Please reproduce the entries that follow, keeping each word intact.

○ ○ ○ ○

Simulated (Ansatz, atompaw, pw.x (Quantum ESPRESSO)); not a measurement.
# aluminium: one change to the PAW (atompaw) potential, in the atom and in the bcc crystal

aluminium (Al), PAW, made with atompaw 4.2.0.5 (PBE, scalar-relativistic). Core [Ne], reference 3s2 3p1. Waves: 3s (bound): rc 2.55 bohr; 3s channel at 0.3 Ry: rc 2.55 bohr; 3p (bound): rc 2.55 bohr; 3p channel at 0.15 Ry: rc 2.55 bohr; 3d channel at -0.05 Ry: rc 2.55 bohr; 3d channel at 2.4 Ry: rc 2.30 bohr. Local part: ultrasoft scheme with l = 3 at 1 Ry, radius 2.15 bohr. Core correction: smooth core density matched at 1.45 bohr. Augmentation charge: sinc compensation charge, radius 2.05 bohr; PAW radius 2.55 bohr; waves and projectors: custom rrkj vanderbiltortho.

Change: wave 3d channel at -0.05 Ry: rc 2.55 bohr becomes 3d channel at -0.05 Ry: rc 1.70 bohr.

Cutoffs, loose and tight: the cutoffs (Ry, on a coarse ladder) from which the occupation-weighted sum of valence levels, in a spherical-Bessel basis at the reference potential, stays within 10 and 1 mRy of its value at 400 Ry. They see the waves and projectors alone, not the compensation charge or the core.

○ ○ ○ ○

* Written answer:
Simulated (Ansatz, atompaw, pw.x (Quantum ESPRESSO)); not a measurement.
# aluminium: one change to the PAW (atompaw) potential, in the atom and in the bcc crystal

aluminium (Al), PAW, made with atompaw 4.2.0.5 (PBE, scalar-relativistic). Core [Ne], reference 3s2 3p1. Waves: 3s (bound): rc 2.55 bohr; 3s channel at 0.3 Ry: rc 2.55 bohr; 3p (bound): rc 2.55 bohr; 3p channel at 0.15 Ry: rc 2.55 bohr; 3d channel at -0.05 Ry: rc 2.55 bohr; 3d channel at 2.4 Ry: rc 2.30 bohr. Local part: ultrasoft scheme with l = 3 at 1 Ry, radius 2.15 bohr. Core correction: smooth core density matched at 1.45 bohr. Augmentation charge: sinc compensation charge, radius 2.05 bohr; PAW radius 2.55 bohr; waves and projectors: custom rrkj vanderbiltortho.

Change: wave 3d channel at -0.05 Ry: rc 2.55 bohr becomes 3d channel at -0.05 Ry: rc 1.70 bohr.

Cutoffs, loose and tight: the cutoffs (Ry, on a coarse ladder) from which the occupation-weighted sum of valence levels, in a spherical-Bessel basis at the reference potential, stays within 10 and 1 mRy of its value at 400 Ry. They see the waves and projectors alone, not the compensation charge or the core.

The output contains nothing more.